━━━ Extracted data
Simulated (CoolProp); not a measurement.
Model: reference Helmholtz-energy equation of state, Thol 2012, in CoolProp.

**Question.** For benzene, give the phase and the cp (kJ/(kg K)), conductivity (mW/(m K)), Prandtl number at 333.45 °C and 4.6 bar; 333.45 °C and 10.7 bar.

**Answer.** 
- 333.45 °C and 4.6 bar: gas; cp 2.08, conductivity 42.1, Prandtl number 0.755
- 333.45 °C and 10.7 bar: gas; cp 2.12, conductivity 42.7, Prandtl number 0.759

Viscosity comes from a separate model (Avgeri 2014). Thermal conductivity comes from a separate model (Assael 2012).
━━━━━━

#### [Brief]
An exact copy of every record is required.

#### [Answer section]
Simulated (CoolProp); not a measurement.
Model: reference Helmholtz-energy equation of state, Thol 2012, in CoolProp.

**Question.** For benzene, give the phase and the cp (kJ/(kg K)), conductivity (mW/(m K)), Prandtl number at 333.45 °C and 4.6 bar; 333.45 °C and 10.7 bar.

**Answer.** 
- 333.45 °C and 4.6 bar: gas; cp 2.08, conductivity 42.1, Prandtl number 0.755
- 333.45 °C and 10.7 bar: gas; cp 2.12, conductivity 42.7, Prandtl number 0.759

Viscosity comes from a separate model (Avgeri 2014). Thermal conductivity comes from a separate model (Assael 2012).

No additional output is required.